━━━━━━━━━━
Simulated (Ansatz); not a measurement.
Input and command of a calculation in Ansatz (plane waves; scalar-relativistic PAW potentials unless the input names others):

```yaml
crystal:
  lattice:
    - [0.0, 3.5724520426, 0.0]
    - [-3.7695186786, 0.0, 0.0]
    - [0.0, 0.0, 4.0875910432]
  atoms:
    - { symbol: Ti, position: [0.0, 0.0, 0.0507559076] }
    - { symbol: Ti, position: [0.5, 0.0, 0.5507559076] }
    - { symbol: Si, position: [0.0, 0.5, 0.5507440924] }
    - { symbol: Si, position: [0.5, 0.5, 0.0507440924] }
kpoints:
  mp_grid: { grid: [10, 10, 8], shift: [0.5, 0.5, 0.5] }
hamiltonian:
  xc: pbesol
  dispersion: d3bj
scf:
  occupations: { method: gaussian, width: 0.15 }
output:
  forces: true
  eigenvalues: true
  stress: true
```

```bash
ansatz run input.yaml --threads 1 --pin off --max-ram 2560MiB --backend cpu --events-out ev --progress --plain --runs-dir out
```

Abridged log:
━━━━━━━━━━

WORK TASK —
All lines of the data above must be returned exactly.

WRITTEN SOLUTION —
Simulated (Ansatz); not a measurement.
Input and command of a calculation in Ansatz (plane waves; scalar-relativistic PAW potentials unless the input names others):

```yaml
crystal:
  lattice:
    - [0.0, 3.5724520426, 0.0]
    - [-3.7695186786, 0.0, 0.0]
    - [0.0, 0.0, 4.0875910432]
  atoms:
    - { symbol: Ti, position: [0.0, 0.0, 0.0507559076] }
    - { symbol: Ti, position: [0.5, 0.0, 0.5507559076] }
    - { symbol: Si, position: [0.0, 0.5, 0.5507440924] }
    - { symbol: Si, position: [0.5, 0.5, 0.0507440924] }
kpoints:
  mp_grid: { grid: [10, 10, 8], shift: [0.5, 0.5, 0.5] }
hamiltonian:
  xc: pbesol
  dispersion: d3bj
scf:
  occupations: { method: gaussian, width: 0.15 }
output:
  forces: true
  eigenvalues: true
  stress: true
```

```bash
ansatz run input.yaml --threads 1 --pin off --max-ram 2560MiB --backend cpu --events-out ev --progress --plain --runs-dir out
```

Abridged log:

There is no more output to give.